> **Source material**:
####
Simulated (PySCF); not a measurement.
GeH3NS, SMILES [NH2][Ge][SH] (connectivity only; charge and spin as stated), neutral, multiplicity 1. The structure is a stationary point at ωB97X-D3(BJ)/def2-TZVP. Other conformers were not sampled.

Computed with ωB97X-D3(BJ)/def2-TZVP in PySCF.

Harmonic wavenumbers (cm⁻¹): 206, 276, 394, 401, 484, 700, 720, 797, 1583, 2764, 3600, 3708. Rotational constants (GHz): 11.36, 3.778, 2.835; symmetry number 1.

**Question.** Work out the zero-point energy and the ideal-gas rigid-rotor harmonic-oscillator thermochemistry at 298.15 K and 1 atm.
####

> **Exercise**: Write out all the records again, exactly as they appear.

> **Problem solution**:
Simulated (PySCF); not a measurement.
GeH3NS, SMILES [NH2][Ge][SH] (connectivity only; charge and spin as stated), neutral, multiplicity 1. The structure is a stationary point at ωB97X-D3(BJ)/def2-TZVP. Other conformers were not sampled.

Computed with ωB97X-D3(BJ)/def2-TZVP in PySCF.

Harmonic wavenumbers (cm⁻¹): 206, 276, 394, 401, 484, 700, 720, 797, 1583, 2764, 3600, 3708. Rotational constants (GHz): 11.36, 3.778, 2.835; symmetry number 1.

**Question.** Work out the zero-point energy and the ideal-gas rigid-rotor harmonic-oscillator thermochemistry at 298.15 K and 1 atm.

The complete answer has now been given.